Activity.
All lines before the one containing "Question: List the plotted points as numbers.", plus that line itself, are to be printed exactly as they appear below.

===== Dataset records =====
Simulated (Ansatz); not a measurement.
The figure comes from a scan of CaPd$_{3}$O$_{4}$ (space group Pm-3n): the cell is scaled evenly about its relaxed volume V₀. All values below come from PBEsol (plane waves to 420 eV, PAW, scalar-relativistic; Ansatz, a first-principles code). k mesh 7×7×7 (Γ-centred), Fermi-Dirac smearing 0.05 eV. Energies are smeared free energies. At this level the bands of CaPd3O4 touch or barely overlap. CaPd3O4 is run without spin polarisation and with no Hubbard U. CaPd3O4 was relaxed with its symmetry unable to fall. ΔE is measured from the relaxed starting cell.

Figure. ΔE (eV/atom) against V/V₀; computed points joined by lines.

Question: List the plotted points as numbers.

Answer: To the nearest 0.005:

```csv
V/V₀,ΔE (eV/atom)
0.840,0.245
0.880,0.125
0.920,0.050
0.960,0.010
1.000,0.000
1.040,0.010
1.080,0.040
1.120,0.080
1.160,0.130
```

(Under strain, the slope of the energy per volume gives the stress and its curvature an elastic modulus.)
=====

Solution.
Simulated (Ansatz); not a measurement.
The figure comes from a scan of CaPd$_{3}$O$_{4}$ (space group Pm-3n): the cell is scaled evenly about its relaxed volume V₀. All values below come from PBEsol (plane waves to 420 eV, PAW, scalar-relativistic; Ansatz, a first-principles code). k mesh 7×7×7 (Γ-centred), Fermi-Dirac smearing 0.05 eV. Energies are smeared free energies. At this level the bands of CaPd3O4 touch or barely overlap. CaPd3O4 is run without spin polarisation and with no Hubbard U. CaPd3O4 was relaxed with its symmetry unable to fall. ΔE is measured from the relaxed starting cell.

Figure. ΔE (eV/atom) against V/V₀; computed points joined by lines.

Question: List the plotted points as numbers.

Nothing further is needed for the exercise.